*WORK REQUEST*. Would you give the entries below again in full, exactly as they stand?

*RECORD SET*.
====

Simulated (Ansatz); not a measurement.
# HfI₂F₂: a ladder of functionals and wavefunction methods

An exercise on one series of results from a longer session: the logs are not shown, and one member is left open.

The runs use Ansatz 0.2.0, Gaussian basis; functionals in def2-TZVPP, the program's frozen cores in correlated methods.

====

*RESPONSE BOX*.
Simulated (Ansatz); not a measurement.
# HfI₂F₂: a ladder of functionals and wavefunction methods

An exercise on one series of results from a longer session: the logs are not shown, and one member is left open.

The runs use Ansatz 0.2.0, Gaussian basis; functionals in def2-TZVPP, the program's frozen cores in correlated methods.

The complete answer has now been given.